[TASK ITEM]: An exact, complete copy of the data that follows is needed.

[DATASET CONTENT]:
□ □ □ □ □ □ □

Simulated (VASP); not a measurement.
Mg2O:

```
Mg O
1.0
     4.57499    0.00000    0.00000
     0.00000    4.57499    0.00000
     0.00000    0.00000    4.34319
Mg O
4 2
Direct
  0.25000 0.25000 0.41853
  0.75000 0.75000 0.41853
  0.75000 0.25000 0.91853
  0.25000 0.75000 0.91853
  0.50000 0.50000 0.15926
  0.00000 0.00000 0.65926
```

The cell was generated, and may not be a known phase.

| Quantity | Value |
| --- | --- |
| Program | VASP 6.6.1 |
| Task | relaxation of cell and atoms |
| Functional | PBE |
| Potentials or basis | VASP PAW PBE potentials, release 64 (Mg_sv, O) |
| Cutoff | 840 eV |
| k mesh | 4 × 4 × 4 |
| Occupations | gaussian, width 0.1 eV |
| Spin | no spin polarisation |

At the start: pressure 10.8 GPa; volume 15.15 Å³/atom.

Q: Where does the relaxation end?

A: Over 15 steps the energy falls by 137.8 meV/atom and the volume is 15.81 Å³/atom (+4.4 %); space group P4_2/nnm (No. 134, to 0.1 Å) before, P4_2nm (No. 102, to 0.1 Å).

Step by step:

□ □ □ □ □ □ □

[RESPONSE]:
Simulated (VASP); not a measurement.
Mg2O:

```
Mg O
1.0
     4.57499    0.00000    0.00000
     0.00000    4.57499    0.00000
     0.00000    0.00000    4.34319
Mg O
4 2
Direct
  0.25000 0.25000 0.41853
  0.75000 0.75000 0.41853
  0.75000 0.25000 0.91853
  0.25000 0.75000 0.91853
  0.50000 0.50000 0.15926
  0.00000 0.00000 0.65926
```

The cell was generated, and may not be a known phase.

| Quantity | Value |
| --- | --- |
| Program | VASP 6.6.1 |
| Task | relaxation of cell and atoms |
| Functional | PBE |
| Potentials or basis | VASP PAW PBE potentials, release 64 (Mg_sv, O) |
| Cutoff | 840 eV |
| k mesh | 4 × 4 × 4 |
| Occupations | gaussian, width 0.1 eV |
| Spin | no spin polarisation |

At the start: pressure 10.8 GPa; volume 15.15 Å³/atom.

Q: Where does the relaxation end?

A: Over 15 steps the energy falls by 137.8 meV/atom and the volume is 15.81 Å³/atom (+4.4 %); space group P4_2/nnm (No. 134, to 0.1 Å) before, P4_2nm (No. 102, to 0.1 Å).

Step by step:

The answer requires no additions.